Required action
Give every line of the records exactly, please, from the first up to and including the one containing "Cutoff: 520 eV".

Data provided
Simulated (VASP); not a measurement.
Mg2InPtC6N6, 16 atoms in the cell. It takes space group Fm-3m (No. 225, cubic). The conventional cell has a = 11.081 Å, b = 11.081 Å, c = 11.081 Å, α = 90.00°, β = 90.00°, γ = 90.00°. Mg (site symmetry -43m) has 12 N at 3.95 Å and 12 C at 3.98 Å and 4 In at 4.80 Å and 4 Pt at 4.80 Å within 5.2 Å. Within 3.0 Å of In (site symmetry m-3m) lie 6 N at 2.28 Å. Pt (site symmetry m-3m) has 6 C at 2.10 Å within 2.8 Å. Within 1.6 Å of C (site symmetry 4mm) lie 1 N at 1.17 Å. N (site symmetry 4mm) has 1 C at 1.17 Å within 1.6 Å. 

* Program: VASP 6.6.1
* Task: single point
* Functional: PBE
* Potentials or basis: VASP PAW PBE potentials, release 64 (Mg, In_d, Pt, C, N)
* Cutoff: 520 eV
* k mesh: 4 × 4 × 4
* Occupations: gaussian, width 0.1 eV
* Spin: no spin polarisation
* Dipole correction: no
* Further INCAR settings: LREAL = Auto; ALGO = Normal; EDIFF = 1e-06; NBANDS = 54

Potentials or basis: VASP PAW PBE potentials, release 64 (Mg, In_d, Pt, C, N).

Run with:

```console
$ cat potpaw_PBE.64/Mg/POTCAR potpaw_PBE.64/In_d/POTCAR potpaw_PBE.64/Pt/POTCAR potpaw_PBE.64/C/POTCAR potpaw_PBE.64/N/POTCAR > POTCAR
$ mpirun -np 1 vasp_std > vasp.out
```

Exercise response
Simulated (VASP); not a measurement.
Mg2InPtC6N6, 16 atoms in the cell. It takes space group Fm-3m (No. 225, cubic). The conventional cell has a = 11.081 Å, b = 11.081 Å, c = 11.081 Å, α = 90.00°, β = 90.00°, γ = 90.00°. Mg (site symmetry -43m) has 12 N at 3.95 Å and 12 C at 3.98 Å and 4 In at 4.80 Å and 4 Pt at 4.80 Å within 5.2 Å. Within 3.0 Å of In (site symmetry m-3m) lie 6 N at 2.28 Å. Pt (site symmetry m-3m) has 6 C at 2.10 Å within 2.8 Å. Within 1.6 Å of C (site symmetry 4mm) lie 1 N at 1.17 Å. N (site symmetry 4mm) has 1 C at 1.17 Å within 1.6 Å. 

* Program: VASP 6.6.1
* Task: single point
* Functional: PBE
* Potentials or basis: VASP PAW PBE potentials, release 64 (Mg, In_d, Pt, C, N)
* Cutoff: 520 eV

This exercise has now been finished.